## WORK REQUEST
The entries below are to be printed again word for word.

:: GIVEN INFORMATION ::

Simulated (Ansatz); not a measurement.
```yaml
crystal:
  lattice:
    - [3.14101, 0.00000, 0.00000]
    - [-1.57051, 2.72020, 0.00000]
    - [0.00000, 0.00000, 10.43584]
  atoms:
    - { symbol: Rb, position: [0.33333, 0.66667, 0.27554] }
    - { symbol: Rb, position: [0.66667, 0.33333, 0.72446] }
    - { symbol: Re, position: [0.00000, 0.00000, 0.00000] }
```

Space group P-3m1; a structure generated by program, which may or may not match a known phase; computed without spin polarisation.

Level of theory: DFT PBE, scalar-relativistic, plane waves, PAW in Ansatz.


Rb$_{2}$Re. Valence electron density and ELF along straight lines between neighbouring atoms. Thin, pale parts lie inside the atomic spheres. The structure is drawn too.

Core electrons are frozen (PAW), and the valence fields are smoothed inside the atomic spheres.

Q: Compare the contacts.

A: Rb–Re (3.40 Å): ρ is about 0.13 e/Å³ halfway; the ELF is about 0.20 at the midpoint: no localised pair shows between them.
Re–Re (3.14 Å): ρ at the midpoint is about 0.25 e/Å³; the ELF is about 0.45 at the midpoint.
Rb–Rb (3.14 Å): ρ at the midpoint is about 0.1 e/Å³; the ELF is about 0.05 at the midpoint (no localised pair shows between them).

:::

## TASK OUTPUT
Simulated (Ansatz); not a measurement.
```yaml
crystal:
  lattice:
    - [3.14101, 0.00000, 0.00000]
    - [-1.57051, 2.72020, 0.00000]
    - [0.00000, 0.00000, 10.43584]
  atoms:
    - { symbol: Rb, position: [0.33333, 0.66667, 0.27554] }
    - { symbol: Rb, position: [0.66667, 0.33333, 0.72446] }
    - { symbol: Re, position: [0.00000, 0.00000, 0.00000] }
```

Space group P-3m1; a structure generated by program, which may or may not match a known phase; computed without spin polarisation.

Level of theory: DFT PBE, scalar-relativistic, plane waves, PAW in Ansatz.


Rb$_{2}$Re. Valence electron density and ELF along straight lines between neighbouring atoms. Thin, pale parts lie inside the atomic spheres. The structure is drawn too.

Core electrons are frozen (PAW), and the valence fields are smoothed inside the atomic spheres.

Q: Compare the contacts.

A: Rb–Re (3.40 Å): ρ is about 0.13 e/Å³ halfway; the ELF is about 0.20 at the midpoint: no localised pair shows between them.
Re–Re (3.14 Å): ρ at the midpoint is about 0.25 e/Å³; the ELF is about 0.45 at the midpoint.
Rb–Rb (3.14 Å): ρ at the midpoint is about 0.1 e/Å³; the ELF is about 0.05 at the midpoint (no localised pair shows between them).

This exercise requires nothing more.